Work item :: Return every line of the listing, exactly as it reads.

Recorded information ::
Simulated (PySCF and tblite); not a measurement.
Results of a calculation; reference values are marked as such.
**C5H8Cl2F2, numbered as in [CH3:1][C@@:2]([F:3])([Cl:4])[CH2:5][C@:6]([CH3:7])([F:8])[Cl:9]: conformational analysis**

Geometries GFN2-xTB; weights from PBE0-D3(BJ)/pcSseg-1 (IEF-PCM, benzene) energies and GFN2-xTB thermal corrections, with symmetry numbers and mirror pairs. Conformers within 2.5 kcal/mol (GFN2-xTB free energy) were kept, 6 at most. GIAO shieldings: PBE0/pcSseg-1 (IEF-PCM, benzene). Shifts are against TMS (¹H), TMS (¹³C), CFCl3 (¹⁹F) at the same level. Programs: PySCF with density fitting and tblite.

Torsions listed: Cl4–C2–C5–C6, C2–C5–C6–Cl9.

Response box ::
Simulated (PySCF and tblite); not a measurement.
Results of a calculation; reference values are marked as such.
**C5H8Cl2F2, numbered as in [CH3:1][C@@:2]([F:3])([Cl:4])[CH2:5][C@:6]([CH3:7])([F:8])[Cl:9]: conformational analysis**

Geometries GFN2-xTB; weights from PBE0-D3(BJ)/pcSseg-1 (IEF-PCM, benzene) energies and GFN2-xTB thermal corrections, with symmetry numbers and mirror pairs. Conformers within 2.5 kcal/mol (GFN2-xTB free energy) were kept, 6 at most. GIAO shieldings: PBE0/pcSseg-1 (IEF-PCM, benzene). Shifts are against TMS (¹H), TMS (¹³C), CFCl3 (¹⁹F) at the same level. Programs: PySCF with density fitting and tblite.

Torsions listed: Cl4–C2–C5–C6, C2–C5–C6–Cl9.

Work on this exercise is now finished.